Start of SUPPLIED DATA
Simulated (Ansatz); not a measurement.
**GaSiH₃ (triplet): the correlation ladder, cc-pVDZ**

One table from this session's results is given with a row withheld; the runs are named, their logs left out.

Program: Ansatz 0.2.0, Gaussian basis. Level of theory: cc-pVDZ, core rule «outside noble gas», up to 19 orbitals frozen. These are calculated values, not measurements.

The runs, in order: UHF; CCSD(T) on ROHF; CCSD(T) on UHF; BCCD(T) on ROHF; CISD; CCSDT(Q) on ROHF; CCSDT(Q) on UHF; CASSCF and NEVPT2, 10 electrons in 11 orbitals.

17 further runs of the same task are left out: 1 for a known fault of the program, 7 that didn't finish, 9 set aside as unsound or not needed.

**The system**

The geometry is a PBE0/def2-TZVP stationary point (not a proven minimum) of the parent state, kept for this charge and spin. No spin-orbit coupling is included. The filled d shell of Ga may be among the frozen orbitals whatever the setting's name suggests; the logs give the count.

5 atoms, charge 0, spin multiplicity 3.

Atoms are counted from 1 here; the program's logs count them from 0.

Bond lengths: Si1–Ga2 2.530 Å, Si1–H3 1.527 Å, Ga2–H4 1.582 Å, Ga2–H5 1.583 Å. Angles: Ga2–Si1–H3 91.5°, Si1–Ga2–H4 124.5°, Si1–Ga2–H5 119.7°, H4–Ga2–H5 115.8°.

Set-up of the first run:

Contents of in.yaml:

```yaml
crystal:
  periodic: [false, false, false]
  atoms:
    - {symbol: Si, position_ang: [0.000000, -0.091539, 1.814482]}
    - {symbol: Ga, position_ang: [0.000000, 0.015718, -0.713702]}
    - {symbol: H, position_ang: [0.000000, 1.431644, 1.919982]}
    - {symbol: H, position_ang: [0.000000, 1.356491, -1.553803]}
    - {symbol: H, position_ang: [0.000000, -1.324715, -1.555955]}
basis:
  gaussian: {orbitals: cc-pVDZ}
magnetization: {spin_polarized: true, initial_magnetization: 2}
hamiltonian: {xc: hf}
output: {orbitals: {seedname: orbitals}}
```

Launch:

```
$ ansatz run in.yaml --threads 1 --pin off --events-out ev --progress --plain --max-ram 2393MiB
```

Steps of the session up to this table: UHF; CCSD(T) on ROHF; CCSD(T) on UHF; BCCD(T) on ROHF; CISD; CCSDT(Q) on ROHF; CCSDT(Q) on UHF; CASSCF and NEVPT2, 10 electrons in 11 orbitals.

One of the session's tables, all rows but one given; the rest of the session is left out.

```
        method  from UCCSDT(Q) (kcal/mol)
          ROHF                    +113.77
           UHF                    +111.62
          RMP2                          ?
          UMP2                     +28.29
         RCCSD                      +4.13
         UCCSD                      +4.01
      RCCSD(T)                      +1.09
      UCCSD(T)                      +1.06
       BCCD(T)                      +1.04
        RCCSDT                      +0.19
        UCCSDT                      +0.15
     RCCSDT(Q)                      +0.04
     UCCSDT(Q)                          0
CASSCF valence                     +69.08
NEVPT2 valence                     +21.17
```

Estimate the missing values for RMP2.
End of SUPPLIED DATA

[REQUIRED ACTION] Reproduce exactly the first line of the listing and every line after it, through the one containing "Program: Ansatz 0.2.0, Gaussian". Nothing else belongs in the output.

[ANSWER SPACE]
Simulated (Ansatz); not a measurement.
**GaSiH₃ (triplet): the correlation ladder, cc-pVDZ**

One table from this session's results is given with a row withheld; the runs are named, their logs left out.

Program: Ansatz 0.2.0, Gaussian basis. Level of theory: cc-pVDZ, core rule «outside noble gas», up to 19 orbitals frozen. These are calculated values, not measurements.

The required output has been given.